Work request
From the first line of the data below, copy each line up to the one containing "The largest gap", and include that line too.

Dataset excerpts
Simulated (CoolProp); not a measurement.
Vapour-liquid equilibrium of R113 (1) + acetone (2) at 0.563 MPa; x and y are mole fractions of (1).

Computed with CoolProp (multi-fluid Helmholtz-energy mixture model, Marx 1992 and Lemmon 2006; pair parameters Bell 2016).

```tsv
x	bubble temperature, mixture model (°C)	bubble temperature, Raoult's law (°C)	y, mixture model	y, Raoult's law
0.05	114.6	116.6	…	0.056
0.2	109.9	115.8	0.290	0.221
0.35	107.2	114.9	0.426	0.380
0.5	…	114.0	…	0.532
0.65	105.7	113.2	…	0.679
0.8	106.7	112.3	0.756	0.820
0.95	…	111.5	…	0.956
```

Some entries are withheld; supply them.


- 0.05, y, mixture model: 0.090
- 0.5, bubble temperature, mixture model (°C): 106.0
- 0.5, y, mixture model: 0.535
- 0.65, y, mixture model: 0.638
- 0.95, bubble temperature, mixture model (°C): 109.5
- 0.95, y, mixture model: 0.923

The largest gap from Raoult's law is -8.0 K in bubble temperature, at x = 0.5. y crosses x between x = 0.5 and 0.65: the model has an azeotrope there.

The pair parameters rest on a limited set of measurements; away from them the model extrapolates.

Exercise output
Simulated (CoolProp); not a measurement.
Vapour-liquid equilibrium of R113 (1) + acetone (2) at 0.563 MPa; x and y are mole fractions of (1).

Computed with CoolProp (multi-fluid Helmholtz-energy mixture model, Marx 1992 and Lemmon 2006; pair parameters Bell 2016).

```tsv
x	bubble temperature, mixture model (°C)	bubble temperature, Raoult's law (°C)	y, mixture model	y, Raoult's law
0.05	114.6	116.6	…	0.056
0.2	109.9	115.8	0.290	0.221
0.35	107.2	114.9	0.426	0.380
0.5	…	114.0	…	0.532
0.65	105.7	113.2	…	0.679
0.8	106.7	112.3	0.756	0.820
0.95	…	111.5	…	0.956
```

Some entries are withheld; supply them.


- 0.05, y, mixture model: 0.090
- 0.5, bubble temperature, mixture model (°C): 106.0
- 0.5, y, mixture model: 0.535
- 0.65, y, mixture model: 0.638
- 0.95, bubble temperature, mixture model (°C): 109.5
- 0.95, y, mixture model: 0.923

The largest gap from Raoult's law is -8.0 K in bubble temperature, at x = 0.5. y crosses x between x = 0.5 and 0.65: the model has an azeotrope there.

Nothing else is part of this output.